▶ **Assigned task**
Reproduce the lines of the listing exactly, beginning at the top, until the line with "crystal.atoms is end" has been reproduced too.

_____

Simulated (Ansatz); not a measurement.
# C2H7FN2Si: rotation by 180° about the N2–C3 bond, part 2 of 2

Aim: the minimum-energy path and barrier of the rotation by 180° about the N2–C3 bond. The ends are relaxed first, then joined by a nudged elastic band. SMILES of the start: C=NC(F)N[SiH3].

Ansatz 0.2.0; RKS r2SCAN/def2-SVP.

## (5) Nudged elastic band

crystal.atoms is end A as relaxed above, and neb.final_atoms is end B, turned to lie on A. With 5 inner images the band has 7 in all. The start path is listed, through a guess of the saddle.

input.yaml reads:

_____

▶ **Answer space**
Simulated (Ansatz); not a measurement.
# C2H7FN2Si: rotation by 180° about the N2–C3 bond, part 2 of 2

Aim: the minimum-energy path and barrier of the rotation by 180° about the N2–C3 bond. The ends are relaxed first, then joined by a nudged elastic band. SMILES of the start: C=NC(F)N[SiH3].

Ansatz 0.2.0; RKS r2SCAN/def2-SVP.

## (5) Nudged elastic band

crystal.atoms is end A as relaxed above, and neb.final_atoms is end B, turned to lie on A. With 5 inner images the band has 7 in all. The start path is listed, through a guess of the saddle.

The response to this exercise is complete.